#### [ACTION ITEM]
Up to and including the line that contains "Answer: As run", return every line from the start of the data, unchanged.

______
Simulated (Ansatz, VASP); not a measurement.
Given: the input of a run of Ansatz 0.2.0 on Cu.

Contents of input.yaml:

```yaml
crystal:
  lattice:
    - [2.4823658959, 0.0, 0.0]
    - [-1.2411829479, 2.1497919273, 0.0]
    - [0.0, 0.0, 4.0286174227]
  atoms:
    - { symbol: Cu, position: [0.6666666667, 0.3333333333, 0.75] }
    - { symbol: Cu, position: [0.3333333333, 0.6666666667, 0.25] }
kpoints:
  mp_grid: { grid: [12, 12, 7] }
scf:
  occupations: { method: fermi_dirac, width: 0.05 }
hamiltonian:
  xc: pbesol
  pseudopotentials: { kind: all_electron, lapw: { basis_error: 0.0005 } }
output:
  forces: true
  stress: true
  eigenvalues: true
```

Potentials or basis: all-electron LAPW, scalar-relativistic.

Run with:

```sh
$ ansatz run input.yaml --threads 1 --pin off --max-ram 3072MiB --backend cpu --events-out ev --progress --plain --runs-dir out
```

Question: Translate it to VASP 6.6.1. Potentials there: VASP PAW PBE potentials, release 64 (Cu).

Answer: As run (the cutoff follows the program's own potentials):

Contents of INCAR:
______

#### [TASK ANSWER]
Simulated (Ansatz, VASP); not a measurement.
Given: the input of a run of Ansatz 0.2.0 on Cu.

Contents of input.yaml:

```yaml
crystal:
  lattice:
    - [2.4823658959, 0.0, 0.0]
    - [-1.2411829479, 2.1497919273, 0.0]
    - [0.0, 0.0, 4.0286174227]
  atoms:
    - { symbol: Cu, position: [0.6666666667, 0.3333333333, 0.75] }
    - { symbol: Cu, position: [0.3333333333, 0.6666666667, 0.25] }
kpoints:
  mp_grid: { grid: [12, 12, 7] }
scf:
  occupations: { method: fermi_dirac, width: 0.05 }
hamiltonian:
  xc: pbesol
  pseudopotentials: { kind: all_electron, lapw: { basis_error: 0.0005 } }
output:
  forces: true
  stress: true
  eigenvalues: true
```

Potentials or basis: all-electron LAPW, scalar-relativistic.

Run with:

```sh
$ ansatz run input.yaml --threads 1 --pin off --max-ram 3072MiB --backend cpu --events-out ev --progress --plain --runs-dir out
```

Question: Translate it to VASP 6.6.1. Potentials there: VASP PAW PBE potentials, release 64 (Cu).

Answer: As run (the cutoff follows the program's own potentials):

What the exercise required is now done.